> [The data]
________
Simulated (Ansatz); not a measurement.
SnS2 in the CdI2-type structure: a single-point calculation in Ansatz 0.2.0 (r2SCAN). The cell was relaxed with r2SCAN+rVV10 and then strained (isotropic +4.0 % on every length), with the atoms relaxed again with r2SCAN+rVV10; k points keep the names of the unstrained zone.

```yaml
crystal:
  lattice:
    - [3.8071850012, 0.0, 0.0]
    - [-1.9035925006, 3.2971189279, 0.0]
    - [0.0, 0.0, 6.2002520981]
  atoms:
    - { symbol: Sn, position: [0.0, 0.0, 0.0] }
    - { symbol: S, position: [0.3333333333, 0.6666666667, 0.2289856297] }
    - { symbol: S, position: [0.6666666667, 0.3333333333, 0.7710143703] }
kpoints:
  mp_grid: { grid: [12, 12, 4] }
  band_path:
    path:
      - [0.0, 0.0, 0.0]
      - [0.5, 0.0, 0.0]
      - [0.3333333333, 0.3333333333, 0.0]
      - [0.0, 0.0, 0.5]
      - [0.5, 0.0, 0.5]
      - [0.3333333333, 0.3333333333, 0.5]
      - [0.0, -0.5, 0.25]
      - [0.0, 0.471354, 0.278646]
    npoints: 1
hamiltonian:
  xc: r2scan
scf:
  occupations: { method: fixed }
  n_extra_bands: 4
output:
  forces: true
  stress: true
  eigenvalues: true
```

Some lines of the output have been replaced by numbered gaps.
________

> [Work request] Return the full data, every line of it, with nothing altered.

> [Result]
Simulated (Ansatz); not a measurement.
SnS2 in the CdI2-type structure: a single-point calculation in Ansatz 0.2.0 (r2SCAN). The cell was relaxed with r2SCAN+rVV10 and then strained (isotropic +4.0 % on every length), with the atoms relaxed again with r2SCAN+rVV10; k points keep the names of the unstrained zone.

```yaml
crystal:
  lattice:
    - [3.8071850012, 0.0, 0.0]
    - [-1.9035925006, 3.2971189279, 0.0]
    - [0.0, 0.0, 6.2002520981]
  atoms:
    - { symbol: Sn, position: [0.0, 0.0, 0.0] }
    - { symbol: S, position: [0.3333333333, 0.6666666667, 0.2289856297] }
    - { symbol: S, position: [0.6666666667, 0.3333333333, 0.7710143703] }
kpoints:
  mp_grid: { grid: [12, 12, 4] }
  band_path:
    path:
      - [0.0, 0.0, 0.0]
      - [0.5, 0.0, 0.0]
      - [0.3333333333, 0.3333333333, 0.0]
      - [0.0, 0.0, 0.5]
      - [0.5, 0.0, 0.5]
      - [0.3333333333, 0.3333333333, 0.5]
      - [0.0, -0.5, 0.25]
      - [0.0, 0.471354, 0.278646]
    npoints: 1
hamiltonian:
  xc: r2scan
scf:
  occupations: { method: fixed }
  n_extra_bands: 4
output:
  forces: true
  stress: true
  eigenvalues: true
```

Some lines of the output have been replaced by numbered gaps.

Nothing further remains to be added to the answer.